■ **WORK ORDER**:
The line containing "NBANDS = 44 |" marks the end, so write out exactly every line from the top of the entries below through that one.

··· INFORMATION PROVIDED ···

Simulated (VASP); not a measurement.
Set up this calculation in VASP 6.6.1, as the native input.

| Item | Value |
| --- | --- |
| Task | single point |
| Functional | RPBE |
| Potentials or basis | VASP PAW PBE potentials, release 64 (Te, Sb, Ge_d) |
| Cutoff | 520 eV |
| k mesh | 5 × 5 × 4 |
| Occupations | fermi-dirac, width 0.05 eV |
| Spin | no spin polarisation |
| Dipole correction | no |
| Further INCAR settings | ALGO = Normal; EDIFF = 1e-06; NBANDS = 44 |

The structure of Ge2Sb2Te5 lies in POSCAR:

···

■ **SOLUTION**:
Simulated (VASP); not a measurement.
Set up this calculation in VASP 6.6.1, as the native input.

| Item | Value |
| --- | --- |
| Task | single point |
| Functional | RPBE |
| Potentials or basis | VASP PAW PBE potentials, release 64 (Te, Sb, Ge_d) |
| Cutoff | 520 eV |
| k mesh | 5 × 5 × 4 |
| Occupations | fermi-dirac, width 0.05 eV |
| Spin | no spin polarisation |
| Dipole correction | no |
| Further INCAR settings | ALGO = Normal; EDIFF = 1e-06; NBANDS = 44 |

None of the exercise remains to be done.